════

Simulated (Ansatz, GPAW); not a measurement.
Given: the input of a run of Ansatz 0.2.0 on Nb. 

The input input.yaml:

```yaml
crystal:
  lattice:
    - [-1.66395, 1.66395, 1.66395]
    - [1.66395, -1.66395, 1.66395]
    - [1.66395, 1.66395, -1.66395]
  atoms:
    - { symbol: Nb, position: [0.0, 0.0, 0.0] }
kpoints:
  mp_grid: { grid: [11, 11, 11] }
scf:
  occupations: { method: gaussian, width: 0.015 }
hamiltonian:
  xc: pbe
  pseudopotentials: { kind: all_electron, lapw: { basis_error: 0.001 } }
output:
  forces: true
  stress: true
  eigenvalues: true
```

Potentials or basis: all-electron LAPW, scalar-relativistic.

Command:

════

Every entry above should be transcribed exactly and in full.

Simulated (Ansatz, GPAW); not a measurement.
Given: the input of a run of Ansatz 0.2.0 on Nb. 

The input input.yaml:

```yaml
crystal:
  lattice:
    - [-1.66395, 1.66395, 1.66395]
    - [1.66395, -1.66395, 1.66395]
    - [1.66395, 1.66395, -1.66395]
  atoms:
    - { symbol: Nb, position: [0.0, 0.0, 0.0] }
kpoints:
  mp_grid: { grid: [11, 11, 11] }
scf:
  occupations: { method: gaussian, width: 0.015 }
hamiltonian:
  xc: pbe
  pseudopotentials: { kind: all_electron, lapw: { basis_error: 0.001 } }
output:
  forces: true
  stress: true
  eigenvalues: true
```

Potentials or basis: all-electron LAPW, scalar-relativistic.

Command:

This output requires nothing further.